LISTED ENTRIES >>
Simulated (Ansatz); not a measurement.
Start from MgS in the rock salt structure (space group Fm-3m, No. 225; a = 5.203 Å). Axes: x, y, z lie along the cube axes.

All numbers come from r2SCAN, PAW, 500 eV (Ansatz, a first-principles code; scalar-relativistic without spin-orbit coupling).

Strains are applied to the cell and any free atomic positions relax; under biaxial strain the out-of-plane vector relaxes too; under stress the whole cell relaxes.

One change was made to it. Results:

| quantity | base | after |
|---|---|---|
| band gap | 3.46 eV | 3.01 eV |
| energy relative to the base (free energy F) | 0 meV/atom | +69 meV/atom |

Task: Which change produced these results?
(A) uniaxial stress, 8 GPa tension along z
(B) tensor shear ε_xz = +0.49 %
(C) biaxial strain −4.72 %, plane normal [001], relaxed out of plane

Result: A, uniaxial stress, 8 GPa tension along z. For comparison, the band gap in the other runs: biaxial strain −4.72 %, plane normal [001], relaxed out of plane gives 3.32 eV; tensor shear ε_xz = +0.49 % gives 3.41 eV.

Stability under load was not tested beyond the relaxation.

TASK ITEM >> Repeat the entries above verbatim, but only from the line that has "One change was" down to the line that has "Task: Which change produced these results?", inclusive.

EXERCISE RESULT >>
One change was made to it. Results:

| quantity | base | after |
|---|---|---|
| band gap | 3.46 eV | 3.01 eV |
| energy relative to the base (free energy F) | 0 meV/atom | +69 meV/atom |

Task: Which change produced these results?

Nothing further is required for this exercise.